:: RECORDED DATA ::
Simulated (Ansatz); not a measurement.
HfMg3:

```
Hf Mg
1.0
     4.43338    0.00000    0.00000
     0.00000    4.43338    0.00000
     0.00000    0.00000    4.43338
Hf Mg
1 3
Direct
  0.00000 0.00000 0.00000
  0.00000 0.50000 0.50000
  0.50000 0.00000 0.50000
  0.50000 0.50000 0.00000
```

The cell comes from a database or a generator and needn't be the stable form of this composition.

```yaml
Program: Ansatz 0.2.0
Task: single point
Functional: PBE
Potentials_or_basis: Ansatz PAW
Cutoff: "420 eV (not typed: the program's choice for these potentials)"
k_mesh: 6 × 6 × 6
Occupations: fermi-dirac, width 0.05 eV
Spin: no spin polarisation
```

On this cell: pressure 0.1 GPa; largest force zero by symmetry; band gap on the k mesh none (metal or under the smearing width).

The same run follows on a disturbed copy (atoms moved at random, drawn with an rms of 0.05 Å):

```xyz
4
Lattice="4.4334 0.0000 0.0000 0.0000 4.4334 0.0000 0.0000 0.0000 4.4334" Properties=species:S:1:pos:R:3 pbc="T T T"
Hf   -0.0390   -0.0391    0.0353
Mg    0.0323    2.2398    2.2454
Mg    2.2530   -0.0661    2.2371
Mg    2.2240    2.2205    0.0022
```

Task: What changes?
:::

__ACTIVITY__. Reproduce every line of the material exactly.

__RESPONSE__.
Simulated (Ansatz); not a measurement.
HfMg3:

```
Hf Mg
1.0
     4.43338    0.00000    0.00000
     0.00000    4.43338    0.00000
     0.00000    0.00000    4.43338
Hf Mg
1 3
Direct
  0.00000 0.00000 0.00000
  0.00000 0.50000 0.50000
  0.50000 0.00000 0.50000
  0.50000 0.50000 0.00000
```

The cell comes from a database or a generator and needn't be the stable form of this composition.

```yaml
Program: Ansatz 0.2.0
Task: single point
Functional: PBE
Potentials_or_basis: Ansatz PAW
Cutoff: "420 eV (not typed: the program's choice for these potentials)"
k_mesh: 6 × 6 × 6
Occupations: fermi-dirac, width 0.05 eV
Spin: no spin polarisation
```

On this cell: pressure 0.1 GPa; largest force zero by symmetry; band gap on the k mesh none (metal or under the smearing width).

The same run follows on a disturbed copy (atoms moved at random, drawn with an rms of 0.05 Å):

```xyz
4
Lattice="4.4334 0.0000 0.0000 0.0000 4.4334 0.0000 0.0000 0.0000 4.4334" Properties=species:S:1:pos:R:3 pbc="T T T"
Hf   -0.0390   -0.0391    0.0353
Mg    0.0323    2.2398    2.2454
Mg    2.2530   -0.0661    2.2371
Mg    2.2240    2.2205    0.0022
```

Task: What changes?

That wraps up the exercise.